- **WORK ITEM**
Starting at the first line of the listing below and ending at the line with "Equilibrium gas composition", copy each line exactly.

*** Block opens ***

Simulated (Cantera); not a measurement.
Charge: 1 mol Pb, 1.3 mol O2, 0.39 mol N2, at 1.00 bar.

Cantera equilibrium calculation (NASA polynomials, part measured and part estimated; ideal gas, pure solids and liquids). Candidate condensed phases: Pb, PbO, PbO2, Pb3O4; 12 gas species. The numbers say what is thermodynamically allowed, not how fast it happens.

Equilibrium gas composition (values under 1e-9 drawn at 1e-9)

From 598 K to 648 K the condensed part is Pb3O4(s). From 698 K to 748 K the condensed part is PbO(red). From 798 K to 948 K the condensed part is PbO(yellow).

*** Block closes ***

- **WORKED SOLUTION**
Simulated (Cantera); not a measurement.
Charge: 1 mol Pb, 1.3 mol O2, 0.39 mol N2, at 1.00 bar.

Cantera equilibrium calculation (NASA polynomials, part measured and part estimated; ideal gas, pure solids and liquids). Candidate condensed phases: Pb, PbO, PbO2, Pb3O4; 12 gas species. The numbers say what is thermodynamically allowed, not how fast it happens.

Equilibrium gas composition (values under 1e-9 drawn at 1e-9)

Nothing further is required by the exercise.